------------------------------------------------------------

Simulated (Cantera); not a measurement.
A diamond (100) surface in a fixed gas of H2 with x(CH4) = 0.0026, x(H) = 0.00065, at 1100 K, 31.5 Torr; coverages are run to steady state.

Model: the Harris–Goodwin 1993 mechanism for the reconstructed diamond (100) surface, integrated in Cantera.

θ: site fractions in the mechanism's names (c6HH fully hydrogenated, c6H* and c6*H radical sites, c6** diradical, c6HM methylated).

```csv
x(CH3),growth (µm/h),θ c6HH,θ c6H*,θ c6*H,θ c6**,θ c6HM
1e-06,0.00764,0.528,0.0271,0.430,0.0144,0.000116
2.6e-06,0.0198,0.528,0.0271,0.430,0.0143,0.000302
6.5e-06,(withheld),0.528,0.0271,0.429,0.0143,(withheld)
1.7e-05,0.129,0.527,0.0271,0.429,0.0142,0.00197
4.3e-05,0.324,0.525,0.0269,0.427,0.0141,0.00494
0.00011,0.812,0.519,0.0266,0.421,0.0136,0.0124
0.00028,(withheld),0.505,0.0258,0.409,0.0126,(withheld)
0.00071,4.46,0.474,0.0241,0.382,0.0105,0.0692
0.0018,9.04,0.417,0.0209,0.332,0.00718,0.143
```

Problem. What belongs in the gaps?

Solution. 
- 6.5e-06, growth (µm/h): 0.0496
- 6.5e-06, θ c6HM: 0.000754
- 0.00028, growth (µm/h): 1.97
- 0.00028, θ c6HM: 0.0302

------------------------------------------------------------

▶ WORK TASK:
All that is wanted is the stretch of lines above from the one containing "A diamond (100)" through the one containing "θ: site fractions", duplicated exactly.

▶ REPLY:
A diamond (100) surface in a fixed gas of H2 with x(CH4) = 0.0026, x(H) = 0.00065, at 1100 K, 31.5 Torr; coverages are run to steady state.

Model: the Harris–Goodwin 1993 mechanism for the reconstructed diamond (100) surface, integrated in Cantera.

θ: site fractions in the mechanism's names (c6HH fully hydrogenated, c6H* and c6*H radical sites, c6** diradical, c6HM methylated).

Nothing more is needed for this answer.